ENTRIES SHOWN:
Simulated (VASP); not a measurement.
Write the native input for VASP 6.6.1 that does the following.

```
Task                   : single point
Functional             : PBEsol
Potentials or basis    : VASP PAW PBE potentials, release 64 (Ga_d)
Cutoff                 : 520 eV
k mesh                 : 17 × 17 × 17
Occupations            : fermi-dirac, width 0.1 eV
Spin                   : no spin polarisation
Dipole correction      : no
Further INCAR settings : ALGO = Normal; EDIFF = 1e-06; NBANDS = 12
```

BRIEF: Copy every record precisely, omitting nothing.

EXERCISE ANSWER:
Simulated (VASP); not a measurement.
Write the native input for VASP 6.6.1 that does the following.

```
Task                   : single point
Functional             : PBEsol
Potentials or basis    : VASP PAW PBE potentials, release 64 (Ga_d)
Cutoff                 : 520 eV
k mesh                 : 17 × 17 × 17
Occupations            : fermi-dirac, width 0.1 eV
Spin                   : no spin polarisation
Dipole correction      : no
Further INCAR settings : ALGO = Normal; EDIFF = 1e-06; NBANDS = 12
```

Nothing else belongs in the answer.